ACTION ITEM
Starting at the first line of the records below, transcribe each line exactly, ending with the line that contains "In the first row's basis the".

BEGIN DATA FOR REVIEW

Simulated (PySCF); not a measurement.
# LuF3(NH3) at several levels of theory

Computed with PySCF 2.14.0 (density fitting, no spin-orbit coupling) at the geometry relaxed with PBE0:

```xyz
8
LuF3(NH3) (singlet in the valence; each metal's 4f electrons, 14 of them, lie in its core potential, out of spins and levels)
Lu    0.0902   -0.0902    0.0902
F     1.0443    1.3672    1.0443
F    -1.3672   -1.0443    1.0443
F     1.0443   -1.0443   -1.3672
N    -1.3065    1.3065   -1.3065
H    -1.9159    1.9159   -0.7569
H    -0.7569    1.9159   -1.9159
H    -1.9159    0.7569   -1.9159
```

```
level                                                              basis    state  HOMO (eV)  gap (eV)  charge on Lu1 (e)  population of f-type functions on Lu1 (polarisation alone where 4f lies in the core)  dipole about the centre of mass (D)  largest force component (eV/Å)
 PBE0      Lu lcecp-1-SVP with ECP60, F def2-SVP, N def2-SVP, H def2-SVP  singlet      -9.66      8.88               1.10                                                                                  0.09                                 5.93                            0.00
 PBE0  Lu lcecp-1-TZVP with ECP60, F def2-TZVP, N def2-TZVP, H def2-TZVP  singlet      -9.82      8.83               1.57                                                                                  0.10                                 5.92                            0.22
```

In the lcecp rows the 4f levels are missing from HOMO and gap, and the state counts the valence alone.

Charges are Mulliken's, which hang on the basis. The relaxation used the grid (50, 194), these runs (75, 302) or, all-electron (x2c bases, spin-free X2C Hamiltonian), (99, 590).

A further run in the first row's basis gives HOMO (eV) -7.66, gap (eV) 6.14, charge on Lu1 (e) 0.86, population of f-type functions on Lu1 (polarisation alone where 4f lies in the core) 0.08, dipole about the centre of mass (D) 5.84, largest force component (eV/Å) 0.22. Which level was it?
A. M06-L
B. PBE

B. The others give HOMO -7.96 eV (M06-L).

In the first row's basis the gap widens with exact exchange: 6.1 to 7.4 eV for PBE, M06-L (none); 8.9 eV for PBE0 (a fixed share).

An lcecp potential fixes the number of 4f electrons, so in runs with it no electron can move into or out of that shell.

END DATA FOR REVIEW

SOLUTION
Simulated (PySCF); not a measurement.
# LuF3(NH3) at several levels of theory

Computed with PySCF 2.14.0 (density fitting, no spin-orbit coupling) at the geometry relaxed with PBE0:

```xyz
8
LuF3(NH3) (singlet in the valence; each metal's 4f electrons, 14 of them, lie in its core potential, out of spins and levels)
Lu    0.0902   -0.0902    0.0902
F     1.0443    1.3672    1.0443
F    -1.3672   -1.0443    1.0443
F     1.0443   -1.0443   -1.3672
N    -1.3065    1.3065   -1.3065
H    -1.9159    1.9159   -0.7569
H    -0.7569    1.9159   -1.9159
H    -1.9159    0.7569   -1.9159
```

```
level                                                              basis    state  HOMO (eV)  gap (eV)  charge on Lu1 (e)  population of f-type functions on Lu1 (polarisation alone where 4f lies in the core)  dipole about the centre of mass (D)  largest force component (eV/Å)
 PBE0      Lu lcecp-1-SVP with ECP60, F def2-SVP, N def2-SVP, H def2-SVP  singlet      -9.66      8.88               1.10                                                                                  0.09                                 5.93                            0.00
 PBE0  Lu lcecp-1-TZVP with ECP60, F def2-TZVP, N def2-TZVP, H def2-TZVP  singlet      -9.82      8.83               1.57                                                                                  0.10                                 5.92                            0.22
```

In the lcecp rows the 4f levels are missing from HOMO and gap, and the state counts the valence alone.

Charges are Mulliken's, which hang on the basis. The relaxation used the grid (50, 194), these runs (75, 302) or, all-electron (x2c bases, spin-free X2C Hamiltonian), (99, 590).

A further run in the first row's basis gives HOMO (eV) -7.66, gap (eV) 6.14, charge on Lu1 (e) 0.86, population of f-type functions on Lu1 (polarisation alone where 4f lies in the core) 0.08, dipole about the centre of mass (D) 5.84, largest force component (eV/Å) 0.22. Which level was it?
A. M06-L
B. PBE

B. The others give HOMO -7.96 eV (M06-L).

In the first row's basis the gap widens with exact exchange: 6.1 to 7.4 eV for PBE, M06-L (none); 8.9 eV for PBE0 (a fixed share).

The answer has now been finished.